****************************************

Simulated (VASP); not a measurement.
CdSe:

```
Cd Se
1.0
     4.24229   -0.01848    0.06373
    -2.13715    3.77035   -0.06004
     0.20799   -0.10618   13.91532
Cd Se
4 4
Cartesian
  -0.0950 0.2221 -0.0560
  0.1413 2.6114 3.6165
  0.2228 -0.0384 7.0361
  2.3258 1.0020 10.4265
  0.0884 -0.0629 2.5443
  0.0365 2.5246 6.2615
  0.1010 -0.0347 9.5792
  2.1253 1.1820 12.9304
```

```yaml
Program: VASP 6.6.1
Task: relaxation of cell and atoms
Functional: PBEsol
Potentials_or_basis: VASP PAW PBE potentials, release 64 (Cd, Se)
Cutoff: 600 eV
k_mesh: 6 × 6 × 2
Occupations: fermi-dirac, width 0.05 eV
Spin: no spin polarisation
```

****************************************

▶ [WORK REQUEST]: Set down the records again in full. Match them exactly.

▶ [TASK SOLUTION]:
Simulated (VASP); not a measurement.
CdSe:

```
Cd Se
1.0
     4.24229   -0.01848    0.06373
    -2.13715    3.77035   -0.06004
     0.20799   -0.10618   13.91532
Cd Se
4 4
Cartesian
  -0.0950 0.2221 -0.0560
  0.1413 2.6114 3.6165
  0.2228 -0.0384 7.0361
  2.3258 1.0020 10.4265
  0.0884 -0.0629 2.5443
  0.0365 2.5246 6.2615
  0.1010 -0.0347 9.5792
  2.1253 1.1820 12.9304
```

```yaml
Program: VASP 6.6.1
Task: relaxation of cell and atoms
Functional: PBEsol
Potentials_or_basis: VASP PAW PBE potentials, release 64 (Cd, Se)
Cutoff: 600 eV
k_mesh: 6 × 6 × 2
Occupations: fermi-dirac, width 0.05 eV
Spin: no spin polarisation
```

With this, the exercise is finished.